═════ Information supplied ═════

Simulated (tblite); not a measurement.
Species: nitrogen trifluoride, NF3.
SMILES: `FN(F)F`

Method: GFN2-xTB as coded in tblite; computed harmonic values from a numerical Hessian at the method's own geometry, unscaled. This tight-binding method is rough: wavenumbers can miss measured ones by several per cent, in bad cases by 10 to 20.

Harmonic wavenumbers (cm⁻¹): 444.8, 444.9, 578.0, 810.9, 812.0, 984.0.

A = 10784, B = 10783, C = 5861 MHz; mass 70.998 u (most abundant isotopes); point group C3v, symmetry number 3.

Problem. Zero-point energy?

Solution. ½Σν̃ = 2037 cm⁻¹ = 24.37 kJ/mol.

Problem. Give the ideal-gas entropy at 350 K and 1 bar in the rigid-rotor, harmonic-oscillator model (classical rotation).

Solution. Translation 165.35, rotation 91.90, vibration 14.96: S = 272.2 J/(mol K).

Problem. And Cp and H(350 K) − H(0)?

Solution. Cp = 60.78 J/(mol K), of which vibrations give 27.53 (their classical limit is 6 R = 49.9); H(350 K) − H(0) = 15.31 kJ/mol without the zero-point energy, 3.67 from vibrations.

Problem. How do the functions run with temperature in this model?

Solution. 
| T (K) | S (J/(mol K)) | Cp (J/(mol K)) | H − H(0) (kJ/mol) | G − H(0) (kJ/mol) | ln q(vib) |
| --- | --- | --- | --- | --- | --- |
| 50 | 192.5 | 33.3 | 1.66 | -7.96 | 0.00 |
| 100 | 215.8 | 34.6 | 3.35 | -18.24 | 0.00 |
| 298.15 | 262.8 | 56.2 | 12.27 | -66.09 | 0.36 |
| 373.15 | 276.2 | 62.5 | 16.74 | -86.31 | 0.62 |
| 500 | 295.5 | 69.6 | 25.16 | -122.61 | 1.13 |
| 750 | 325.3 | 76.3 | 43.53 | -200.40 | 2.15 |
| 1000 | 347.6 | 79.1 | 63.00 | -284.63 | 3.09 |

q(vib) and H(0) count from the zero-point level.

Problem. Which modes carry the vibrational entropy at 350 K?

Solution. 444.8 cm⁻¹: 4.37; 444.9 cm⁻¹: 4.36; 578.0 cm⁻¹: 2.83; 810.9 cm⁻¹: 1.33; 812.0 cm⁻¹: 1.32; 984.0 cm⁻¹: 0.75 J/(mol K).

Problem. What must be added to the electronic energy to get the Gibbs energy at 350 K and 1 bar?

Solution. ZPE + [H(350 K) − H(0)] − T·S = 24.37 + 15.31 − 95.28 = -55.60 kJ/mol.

═════

Task item | Taking the entries above, restate exactly those lines that fall between the line with "Problem. Which modes" and the line with "Problem. What must", keeping both of those lines too.

Response area |
Problem. Which modes carry the vibrational entropy at 350 K?

Solution. 444.8 cm⁻¹: 4.37; 444.9 cm⁻¹: 4.36; 578.0 cm⁻¹: 2.83; 810.9 cm⁻¹: 1.33; 812.0 cm⁻¹: 1.32; 984.0 cm⁻¹: 0.75 J/(mol K).

Problem. What must be added to the electronic energy to get the Gibbs energy at 350 K and 1 bar?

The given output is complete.